Listed entries
*-*-*
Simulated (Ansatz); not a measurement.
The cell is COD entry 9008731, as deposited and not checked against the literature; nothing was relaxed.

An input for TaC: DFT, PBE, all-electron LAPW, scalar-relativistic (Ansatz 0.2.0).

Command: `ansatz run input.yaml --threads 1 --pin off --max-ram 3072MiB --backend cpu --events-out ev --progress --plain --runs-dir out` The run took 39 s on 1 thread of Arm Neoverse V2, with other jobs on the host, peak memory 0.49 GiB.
*-*-*

Work instruction
Copy out each line of the material above, word for word, from the first down to the line containing "An input for". Add nothing.

Task output
Simulated (Ansatz); not a measurement.
The cell is COD entry 9008731, as deposited and not checked against the literature; nothing was relaxed.

An input for TaC: DFT, PBE, all-electron LAPW, scalar-relativistic (Ansatz 0.2.0).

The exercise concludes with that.